**WORK ITEM:**
From the data below, set down exactly the lines between the one holding "VASP | Ansatz |" and the one holding "cell | 54 | 54 |", inclusive, and no others.

**PROVIDED INFORMATION:**
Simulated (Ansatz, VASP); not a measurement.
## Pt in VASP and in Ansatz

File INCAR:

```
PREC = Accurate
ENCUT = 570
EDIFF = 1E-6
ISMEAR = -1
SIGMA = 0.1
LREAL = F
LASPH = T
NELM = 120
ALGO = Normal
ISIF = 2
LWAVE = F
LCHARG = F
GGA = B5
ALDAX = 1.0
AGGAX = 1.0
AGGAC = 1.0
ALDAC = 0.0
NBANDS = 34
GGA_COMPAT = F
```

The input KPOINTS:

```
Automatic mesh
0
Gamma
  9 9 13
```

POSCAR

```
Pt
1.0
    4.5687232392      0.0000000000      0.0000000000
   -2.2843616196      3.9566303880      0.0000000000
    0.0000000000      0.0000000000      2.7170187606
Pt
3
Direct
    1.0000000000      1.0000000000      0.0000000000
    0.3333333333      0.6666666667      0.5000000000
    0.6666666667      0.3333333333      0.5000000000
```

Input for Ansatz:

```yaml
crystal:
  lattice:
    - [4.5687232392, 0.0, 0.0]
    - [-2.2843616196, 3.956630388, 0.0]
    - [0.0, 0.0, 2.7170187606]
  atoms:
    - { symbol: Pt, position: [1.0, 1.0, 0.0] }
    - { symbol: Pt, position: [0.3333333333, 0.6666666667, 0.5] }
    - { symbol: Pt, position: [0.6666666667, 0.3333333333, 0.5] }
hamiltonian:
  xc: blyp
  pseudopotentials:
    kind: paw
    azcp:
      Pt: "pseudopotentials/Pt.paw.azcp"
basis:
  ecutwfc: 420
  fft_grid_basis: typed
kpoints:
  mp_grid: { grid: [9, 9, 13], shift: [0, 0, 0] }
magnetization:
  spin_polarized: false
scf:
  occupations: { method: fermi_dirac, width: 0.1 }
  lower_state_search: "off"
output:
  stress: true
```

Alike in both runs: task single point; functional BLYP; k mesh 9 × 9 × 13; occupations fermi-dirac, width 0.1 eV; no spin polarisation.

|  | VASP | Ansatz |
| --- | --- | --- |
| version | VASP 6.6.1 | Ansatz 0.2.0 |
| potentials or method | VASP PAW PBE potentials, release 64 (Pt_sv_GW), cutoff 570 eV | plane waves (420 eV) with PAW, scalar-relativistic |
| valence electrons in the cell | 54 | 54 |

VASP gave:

**WRITTEN SOLUTION:**
|  | VASP | Ansatz |
| --- | --- | --- |
| version | VASP 6.6.1 | Ansatz 0.2.0 |
| potentials or method | VASP PAW PBE potentials, release 64 (Pt_sv_GW), cutoff 570 eV | plane waves (420 eV) with PAW, scalar-relativistic |
| valence electrons in the cell | 54 | 54 |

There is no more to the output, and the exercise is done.